## Assigned task
Everything from the first line of the entries through the line containing "4.201 | 444 |" is to be retyped exactly, and nothing beyond it.

## Dataset records
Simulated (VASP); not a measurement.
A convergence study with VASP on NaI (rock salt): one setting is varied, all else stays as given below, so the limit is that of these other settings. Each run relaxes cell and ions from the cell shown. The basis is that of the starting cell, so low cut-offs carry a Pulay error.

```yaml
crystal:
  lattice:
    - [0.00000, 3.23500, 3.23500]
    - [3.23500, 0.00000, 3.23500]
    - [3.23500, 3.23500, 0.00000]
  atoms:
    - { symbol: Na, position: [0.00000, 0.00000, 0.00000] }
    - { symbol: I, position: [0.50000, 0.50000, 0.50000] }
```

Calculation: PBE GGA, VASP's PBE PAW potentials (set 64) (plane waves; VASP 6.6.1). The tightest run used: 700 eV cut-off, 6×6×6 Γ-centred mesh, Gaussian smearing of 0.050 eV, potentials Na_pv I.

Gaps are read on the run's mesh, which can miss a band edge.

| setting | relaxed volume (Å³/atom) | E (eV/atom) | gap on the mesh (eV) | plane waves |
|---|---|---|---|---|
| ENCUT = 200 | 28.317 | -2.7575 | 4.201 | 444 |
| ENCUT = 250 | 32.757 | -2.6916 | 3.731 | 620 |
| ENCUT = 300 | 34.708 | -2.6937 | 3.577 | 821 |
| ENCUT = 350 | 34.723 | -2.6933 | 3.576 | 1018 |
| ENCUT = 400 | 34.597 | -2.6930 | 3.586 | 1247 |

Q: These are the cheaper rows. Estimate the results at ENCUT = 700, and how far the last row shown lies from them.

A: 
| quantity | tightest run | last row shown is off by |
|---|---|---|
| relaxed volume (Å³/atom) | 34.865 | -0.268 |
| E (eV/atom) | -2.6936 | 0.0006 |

## Response box
Simulated (VASP); not a measurement.
A convergence study with VASP on NaI (rock salt): one setting is varied, all else stays as given below, so the limit is that of these other settings. Each run relaxes cell and ions from the cell shown. The basis is that of the starting cell, so low cut-offs carry a Pulay error.

```yaml
crystal:
  lattice:
    - [0.00000, 3.23500, 3.23500]
    - [3.23500, 0.00000, 3.23500]
    - [3.23500, 3.23500, 0.00000]
  atoms:
    - { symbol: Na, position: [0.00000, 0.00000, 0.00000] }
    - { symbol: I, position: [0.50000, 0.50000, 0.50000] }
```

Calculation: PBE GGA, VASP's PBE PAW potentials (set 64) (plane waves; VASP 6.6.1). The tightest run used: 700 eV cut-off, 6×6×6 Γ-centred mesh, Gaussian smearing of 0.050 eV, potentials Na_pv I.

Gaps are read on the run's mesh, which can miss a band edge.

| setting | relaxed volume (Å³/atom) | E (eV/atom) | gap on the mesh (eV) | plane waves |
|---|---|---|---|---|
| ENCUT = 200 | 28.317 | -2.7575 | 4.201 | 444 |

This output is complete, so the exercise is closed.